--

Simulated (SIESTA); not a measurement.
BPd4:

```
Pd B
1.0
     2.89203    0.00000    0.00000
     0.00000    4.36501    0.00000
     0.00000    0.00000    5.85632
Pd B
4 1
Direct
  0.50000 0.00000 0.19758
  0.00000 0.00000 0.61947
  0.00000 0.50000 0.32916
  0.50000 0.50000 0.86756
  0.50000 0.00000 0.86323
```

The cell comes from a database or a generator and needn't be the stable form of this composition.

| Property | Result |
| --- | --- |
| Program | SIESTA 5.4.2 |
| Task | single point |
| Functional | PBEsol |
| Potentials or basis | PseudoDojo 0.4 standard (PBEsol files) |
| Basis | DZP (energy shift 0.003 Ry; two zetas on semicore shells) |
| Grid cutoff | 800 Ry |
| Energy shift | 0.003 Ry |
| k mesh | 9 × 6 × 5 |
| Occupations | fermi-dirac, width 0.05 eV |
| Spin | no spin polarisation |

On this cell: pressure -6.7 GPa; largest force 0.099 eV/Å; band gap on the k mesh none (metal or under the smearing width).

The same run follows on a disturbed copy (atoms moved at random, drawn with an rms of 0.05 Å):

--

» **Action item**
Could you repeat exactly the lines above from the line with "single point |" up to and including the line with "On this cell: pressure", and only those?

» **Answer box**
| Task | single point |
| Functional | PBEsol |
| Potentials or basis | PseudoDojo 0.4 standard (PBEsol files) |
| Basis | DZP (energy shift 0.003 Ry; two zetas on semicore shells) |
| Grid cutoff | 800 Ry |
| Energy shift | 0.003 Ry |
| k mesh | 9 × 6 × 5 |
| Occupations | fermi-dirac, width 0.05 eV |
| Spin | no spin polarisation |

On this cell: pressure -6.7 GPa; largest force 0.099 eV/Å; band gap on the k mesh none (metal or under the smearing width).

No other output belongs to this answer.